PROVIDED DATA →
BEGIN

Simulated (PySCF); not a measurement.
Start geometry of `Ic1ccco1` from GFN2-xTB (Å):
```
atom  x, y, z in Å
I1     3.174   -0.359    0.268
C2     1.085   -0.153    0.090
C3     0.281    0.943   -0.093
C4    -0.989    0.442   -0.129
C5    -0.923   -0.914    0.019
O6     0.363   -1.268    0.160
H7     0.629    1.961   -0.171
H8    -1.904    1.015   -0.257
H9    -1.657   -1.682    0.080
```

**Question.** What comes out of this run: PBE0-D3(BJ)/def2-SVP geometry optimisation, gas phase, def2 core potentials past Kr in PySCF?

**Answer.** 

END

REQUIREMENT → The records above are to be output in full and without error.

ANSWER AREA →
Simulated (PySCF); not a measurement.
Start geometry of `Ic1ccco1` from GFN2-xTB (Å):
```
atom  x, y, z in Å
I1     3.174   -0.359    0.268
C2     1.085   -0.153    0.090
C3     0.281    0.943   -0.093
C4    -0.989    0.442   -0.129
C5    -0.923   -0.914    0.019
O6     0.363   -1.268    0.160
H7     0.629    1.961   -0.171
H8    -1.904    1.015   -0.257
H9    -1.657   -1.682    0.080
```

**Question.** What comes out of this run: PBE0-D3(BJ)/def2-SVP geometry optimisation, gas phase, def2 core potentials past Kr in PySCF?

**Answer.** 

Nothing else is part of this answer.